Record excerpts |
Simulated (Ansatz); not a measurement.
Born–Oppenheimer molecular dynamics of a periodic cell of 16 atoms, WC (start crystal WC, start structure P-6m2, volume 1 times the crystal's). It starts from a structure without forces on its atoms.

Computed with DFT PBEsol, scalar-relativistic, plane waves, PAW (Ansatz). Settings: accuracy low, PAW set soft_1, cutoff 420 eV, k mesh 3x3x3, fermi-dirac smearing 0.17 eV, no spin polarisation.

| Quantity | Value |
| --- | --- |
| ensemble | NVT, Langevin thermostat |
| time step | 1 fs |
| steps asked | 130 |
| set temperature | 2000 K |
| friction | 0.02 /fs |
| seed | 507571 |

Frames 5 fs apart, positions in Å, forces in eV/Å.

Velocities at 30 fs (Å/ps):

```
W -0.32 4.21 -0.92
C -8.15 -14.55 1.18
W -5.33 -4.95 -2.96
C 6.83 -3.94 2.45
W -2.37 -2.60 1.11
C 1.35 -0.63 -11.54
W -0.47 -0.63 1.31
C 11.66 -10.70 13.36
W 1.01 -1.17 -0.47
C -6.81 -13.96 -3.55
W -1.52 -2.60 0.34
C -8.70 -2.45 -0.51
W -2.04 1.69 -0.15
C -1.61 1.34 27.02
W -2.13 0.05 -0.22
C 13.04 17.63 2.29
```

Assignment | In the listing above, find the line containing "Computed with DFT" and the line containing "step | 1 fs |". Output them and every line between, exactly, and nothing else.

Your solution |
Computed with DFT PBEsol, scalar-relativistic, plane waves, PAW (Ansatz). Settings: accuracy low, PAW set soft_1, cutoff 420 eV, k mesh 3x3x3, fermi-dirac smearing 0.17 eV, no spin polarisation.

| Quantity | Value |
| --- | --- |
| ensemble | NVT, Langevin thermostat |
| time step | 1 fs |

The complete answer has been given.